## ASSIGNED TASK
Repeat the entries below exactly, missing none.

(RECORDS PROVIDED Opens)

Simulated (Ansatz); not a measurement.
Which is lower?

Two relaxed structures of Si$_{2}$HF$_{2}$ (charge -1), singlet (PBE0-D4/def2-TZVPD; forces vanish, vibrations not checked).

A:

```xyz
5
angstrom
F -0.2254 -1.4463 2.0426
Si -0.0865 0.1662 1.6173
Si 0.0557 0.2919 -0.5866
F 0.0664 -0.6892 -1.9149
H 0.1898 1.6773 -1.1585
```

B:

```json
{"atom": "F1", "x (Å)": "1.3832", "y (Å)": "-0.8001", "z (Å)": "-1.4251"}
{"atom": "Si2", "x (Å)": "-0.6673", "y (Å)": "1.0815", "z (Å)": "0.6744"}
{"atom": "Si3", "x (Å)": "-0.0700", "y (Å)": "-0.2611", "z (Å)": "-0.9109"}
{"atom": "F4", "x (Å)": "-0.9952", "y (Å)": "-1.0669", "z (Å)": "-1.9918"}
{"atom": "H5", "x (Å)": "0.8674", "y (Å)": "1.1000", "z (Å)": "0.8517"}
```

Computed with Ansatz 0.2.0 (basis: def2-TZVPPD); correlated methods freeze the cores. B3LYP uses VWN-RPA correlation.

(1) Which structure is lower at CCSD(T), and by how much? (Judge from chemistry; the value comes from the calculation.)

(RECORDS PROVIDED Closes)

## SOLUTION
Simulated (Ansatz); not a measurement.
Which is lower?

Two relaxed structures of Si$_{2}$HF$_{2}$ (charge -1), singlet (PBE0-D4/def2-TZVPD; forces vanish, vibrations not checked).

A:

```xyz
5
angstrom
F -0.2254 -1.4463 2.0426
Si -0.0865 0.1662 1.6173
Si 0.0557 0.2919 -0.5866
F 0.0664 -0.6892 -1.9149
H 0.1898 1.6773 -1.1585
```

B:

```json
{"atom": "F1", "x (Å)": "1.3832", "y (Å)": "-0.8001", "z (Å)": "-1.4251"}
{"atom": "Si2", "x (Å)": "-0.6673", "y (Å)": "1.0815", "z (Å)": "0.6744"}
{"atom": "Si3", "x (Å)": "-0.0700", "y (Å)": "-0.2611", "z (Å)": "-0.9109"}
{"atom": "F4", "x (Å)": "-0.9952", "y (Å)": "-1.0669", "z (Å)": "-1.9918"}
{"atom": "H5", "x (Å)": "0.8674", "y (Å)": "1.1000", "z (Å)": "0.8517"}
```

Computed with Ansatz 0.2.0 (basis: def2-TZVPPD); correlated methods freeze the cores. B3LYP uses VWN-RPA correlation.

(1) Which structure is lower at CCSD(T), and by how much? (Judge from chemistry; the value comes from the calculation.)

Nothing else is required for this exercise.